Transcribe the lines from the start of the data below through the line with "Functional | PBE |", word for word and nothing more.

= Beginning of Section =
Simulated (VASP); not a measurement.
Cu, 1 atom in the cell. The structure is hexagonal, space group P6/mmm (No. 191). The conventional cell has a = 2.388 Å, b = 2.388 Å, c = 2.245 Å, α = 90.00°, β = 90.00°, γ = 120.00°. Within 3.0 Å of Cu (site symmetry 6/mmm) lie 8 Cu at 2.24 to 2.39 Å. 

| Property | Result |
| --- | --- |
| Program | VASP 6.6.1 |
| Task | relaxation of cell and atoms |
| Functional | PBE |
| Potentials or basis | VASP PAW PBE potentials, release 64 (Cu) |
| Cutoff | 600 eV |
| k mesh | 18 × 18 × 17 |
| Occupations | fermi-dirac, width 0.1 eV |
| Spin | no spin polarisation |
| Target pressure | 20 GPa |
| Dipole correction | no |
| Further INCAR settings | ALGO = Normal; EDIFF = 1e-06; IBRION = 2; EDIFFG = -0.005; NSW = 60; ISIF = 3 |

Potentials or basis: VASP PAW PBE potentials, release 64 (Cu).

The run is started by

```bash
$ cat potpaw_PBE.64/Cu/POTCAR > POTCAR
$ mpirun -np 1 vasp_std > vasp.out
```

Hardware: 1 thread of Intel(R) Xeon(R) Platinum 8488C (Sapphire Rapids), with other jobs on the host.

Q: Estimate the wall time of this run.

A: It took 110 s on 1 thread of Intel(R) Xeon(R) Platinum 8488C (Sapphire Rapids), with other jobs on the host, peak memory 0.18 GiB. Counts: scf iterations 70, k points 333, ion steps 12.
= End of Section =

### Response area
Simulated (VASP); not a measurement.
Cu, 1 atom in the cell. The structure is hexagonal, space group P6/mmm (No. 191). The conventional cell has a = 2.388 Å, b = 2.388 Å, c = 2.245 Å, α = 90.00°, β = 90.00°, γ = 120.00°. Within 3.0 Å of Cu (site symmetry 6/mmm) lie 8 Cu at 2.24 to 2.39 Å. 

| Property | Result |
| --- | --- |
| Program | VASP 6.6.1 |
| Task | relaxation of cell and atoms |
| Functional | PBE |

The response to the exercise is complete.